━━━ DATA LISTING ━━━

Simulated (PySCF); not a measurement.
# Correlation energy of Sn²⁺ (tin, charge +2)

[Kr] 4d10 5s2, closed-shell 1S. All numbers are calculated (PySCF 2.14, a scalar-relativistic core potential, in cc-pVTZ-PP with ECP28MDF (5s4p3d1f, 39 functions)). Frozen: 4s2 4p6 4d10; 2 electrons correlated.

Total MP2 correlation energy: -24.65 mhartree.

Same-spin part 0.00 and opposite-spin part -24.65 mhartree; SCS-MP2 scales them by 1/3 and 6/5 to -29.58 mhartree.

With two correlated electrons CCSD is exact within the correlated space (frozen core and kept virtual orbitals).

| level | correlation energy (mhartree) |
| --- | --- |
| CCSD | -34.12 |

━━━

WORK ITEM |
All lines of the data are to be repeated exactly as they stand.

WORKED SOLUTION |
Simulated (PySCF); not a measurement.
# Correlation energy of Sn²⁺ (tin, charge +2)

[Kr] 4d10 5s2, closed-shell 1S. All numbers are calculated (PySCF 2.14, a scalar-relativistic core potential, in cc-pVTZ-PP with ECP28MDF (5s4p3d1f, 39 functions)). Frozen: 4s2 4p6 4d10; 2 electrons correlated.

Total MP2 correlation energy: -24.65 mhartree.

Same-spin part 0.00 and opposite-spin part -24.65 mhartree; SCS-MP2 scales them by 1/3 and 6/5 to -29.58 mhartree.

With two correlated electrons CCSD is exact within the correlated space (frozen core and kept virtual orbitals).

| level | correlation energy (mhartree) |
| --- | --- |
| CCSD | -34.12 |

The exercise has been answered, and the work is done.